======== Material provided

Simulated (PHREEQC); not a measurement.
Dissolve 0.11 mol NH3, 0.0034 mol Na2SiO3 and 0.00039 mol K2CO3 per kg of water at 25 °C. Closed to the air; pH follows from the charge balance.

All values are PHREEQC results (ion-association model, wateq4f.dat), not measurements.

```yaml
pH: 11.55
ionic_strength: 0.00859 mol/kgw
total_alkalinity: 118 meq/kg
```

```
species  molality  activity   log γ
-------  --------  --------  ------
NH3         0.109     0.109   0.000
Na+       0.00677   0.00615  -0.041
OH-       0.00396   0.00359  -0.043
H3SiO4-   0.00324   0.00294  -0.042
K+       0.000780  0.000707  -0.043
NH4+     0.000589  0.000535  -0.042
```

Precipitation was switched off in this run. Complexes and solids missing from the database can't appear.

================

• **Work instruction**
Please repeat the material in full, keeping it exact.

• **Expected answer**
Simulated (PHREEQC); not a measurement.
Dissolve 0.11 mol NH3, 0.0034 mol Na2SiO3 and 0.00039 mol K2CO3 per kg of water at 25 °C. Closed to the air; pH follows from the charge balance.

All values are PHREEQC results (ion-association model, wateq4f.dat), not measurements.

```yaml
pH: 11.55
ionic_strength: 0.00859 mol/kgw
total_alkalinity: 118 meq/kg
```

```
species  molality  activity   log γ
-------  --------  --------  ------
NH3         0.109     0.109   0.000
Na+       0.00677   0.00615  -0.041
OH-       0.00396   0.00359  -0.043
H3SiO4-   0.00324   0.00294  -0.042
K+       0.000780  0.000707  -0.043
NH4+     0.000589  0.000535  -0.042
```

Precipitation was switched off in this run. Complexes and solids missing from the database can't appear.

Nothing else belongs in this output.